### Task item
Give the data again exactly, stopping after the "Q: Work out" line.

▬▬▬▬▬▬

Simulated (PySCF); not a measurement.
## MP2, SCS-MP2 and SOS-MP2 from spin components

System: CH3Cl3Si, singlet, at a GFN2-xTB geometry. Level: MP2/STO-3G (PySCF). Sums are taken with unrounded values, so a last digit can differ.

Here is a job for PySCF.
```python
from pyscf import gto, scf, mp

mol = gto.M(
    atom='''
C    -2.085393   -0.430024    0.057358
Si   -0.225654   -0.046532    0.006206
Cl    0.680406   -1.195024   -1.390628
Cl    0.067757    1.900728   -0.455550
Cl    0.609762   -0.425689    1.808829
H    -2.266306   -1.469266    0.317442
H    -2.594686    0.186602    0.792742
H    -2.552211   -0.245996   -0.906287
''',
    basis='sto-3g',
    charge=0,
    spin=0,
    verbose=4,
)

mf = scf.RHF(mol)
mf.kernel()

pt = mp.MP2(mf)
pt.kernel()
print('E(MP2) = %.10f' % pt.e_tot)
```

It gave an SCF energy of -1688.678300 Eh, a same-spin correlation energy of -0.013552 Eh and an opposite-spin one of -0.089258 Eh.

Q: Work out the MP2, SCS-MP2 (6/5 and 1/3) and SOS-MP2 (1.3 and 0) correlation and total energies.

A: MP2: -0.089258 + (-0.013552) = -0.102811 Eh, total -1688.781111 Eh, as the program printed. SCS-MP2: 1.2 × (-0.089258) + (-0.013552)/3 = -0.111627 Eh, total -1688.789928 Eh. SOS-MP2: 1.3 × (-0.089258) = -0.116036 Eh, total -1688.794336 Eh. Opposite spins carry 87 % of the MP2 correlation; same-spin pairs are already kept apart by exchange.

▬▬▬▬▬▬

### Task response
Simulated (PySCF); not a measurement.
## MP2, SCS-MP2 and SOS-MP2 from spin components

System: CH3Cl3Si, singlet, at a GFN2-xTB geometry. Level: MP2/STO-3G (PySCF). Sums are taken with unrounded values, so a last digit can differ.

Here is a job for PySCF.
```python
from pyscf import gto, scf, mp

mol = gto.M(
    atom='''
C    -2.085393   -0.430024    0.057358
Si   -0.225654   -0.046532    0.006206
Cl    0.680406   -1.195024   -1.390628
Cl    0.067757    1.900728   -0.455550
Cl    0.609762   -0.425689    1.808829
H    -2.266306   -1.469266    0.317442
H    -2.594686    0.186602    0.792742
H    -2.552211   -0.245996   -0.906287
''',
    basis='sto-3g',
    charge=0,
    spin=0,
    verbose=4,
)

mf = scf.RHF(mol)
mf.kernel()

pt = mp.MP2(mf)
pt.kernel()
print('E(MP2) = %.10f' % pt.e_tot)
```

It gave an SCF energy of -1688.678300 Eh, a same-spin correlation energy of -0.013552 Eh and an opposite-spin one of -0.089258 Eh.

Q: Work out the MP2, SCS-MP2 (6/5 and 1/3) and SOS-MP2 (1.3 and 0) correlation and total energies.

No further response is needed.